* EXERCISE: Your task is to retype all of the records below with complete accuracy.

* * * *
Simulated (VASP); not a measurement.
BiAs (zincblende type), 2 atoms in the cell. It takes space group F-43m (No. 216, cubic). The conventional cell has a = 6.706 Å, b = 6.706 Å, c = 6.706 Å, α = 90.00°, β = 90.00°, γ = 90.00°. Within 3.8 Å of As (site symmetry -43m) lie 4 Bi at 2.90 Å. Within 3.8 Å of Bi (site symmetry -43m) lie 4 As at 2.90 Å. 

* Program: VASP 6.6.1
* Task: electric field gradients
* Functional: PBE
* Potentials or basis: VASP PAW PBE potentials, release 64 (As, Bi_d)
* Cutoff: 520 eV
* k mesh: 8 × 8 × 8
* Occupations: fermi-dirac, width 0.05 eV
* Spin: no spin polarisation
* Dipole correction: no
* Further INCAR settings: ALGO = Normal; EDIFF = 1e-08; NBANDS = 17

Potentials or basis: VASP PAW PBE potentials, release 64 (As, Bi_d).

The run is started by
* * * *

* EXERCISE ANSWER:
Simulated (VASP); not a measurement.
BiAs (zincblende type), 2 atoms in the cell. It takes space group F-43m (No. 216, cubic). The conventional cell has a = 6.706 Å, b = 6.706 Å, c = 6.706 Å, α = 90.00°, β = 90.00°, γ = 90.00°. Within 3.8 Å of As (site symmetry -43m) lie 4 Bi at 2.90 Å. Within 3.8 Å of Bi (site symmetry -43m) lie 4 As at 2.90 Å. 

* Program: VASP 6.6.1
* Task: electric field gradients
* Functional: PBE
* Potentials or basis: VASP PAW PBE potentials, release 64 (As, Bi_d)
* Cutoff: 520 eV
* k mesh: 8 × 8 × 8
* Occupations: fermi-dirac, width 0.05 eV
* Spin: no spin polarisation
* Dipole correction: no
* Further INCAR settings: ALGO = Normal; EDIFF = 1e-08; NBANDS = 17

Potentials or basis: VASP PAW PBE potentials, release 64 (As, Bi_d).

The run is started by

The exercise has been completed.